*** Block opens ***

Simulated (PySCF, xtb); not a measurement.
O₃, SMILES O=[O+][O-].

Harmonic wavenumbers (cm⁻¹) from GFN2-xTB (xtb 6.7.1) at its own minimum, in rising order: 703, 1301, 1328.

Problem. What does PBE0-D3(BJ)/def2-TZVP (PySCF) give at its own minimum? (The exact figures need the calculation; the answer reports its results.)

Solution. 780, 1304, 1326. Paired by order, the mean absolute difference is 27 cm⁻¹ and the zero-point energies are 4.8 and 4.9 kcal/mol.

*** Block closes ***

→ **Work instruction**
Please transcribe the data above without changes, from its first line to its "Problem. What does" line, and leave out anything past that.

→ **Exercise response**
Simulated (PySCF, xtb); not a measurement.
O₃, SMILES O=[O+][O-].

Harmonic wavenumbers (cm⁻¹) from GFN2-xTB (xtb 6.7.1) at its own minimum, in rising order: 703, 1301, 1328.

Problem. What does PBE0-D3(BJ)/def2-TZVP (PySCF) give at its own minimum? (The exact figures need the calculation; the answer reports its results.)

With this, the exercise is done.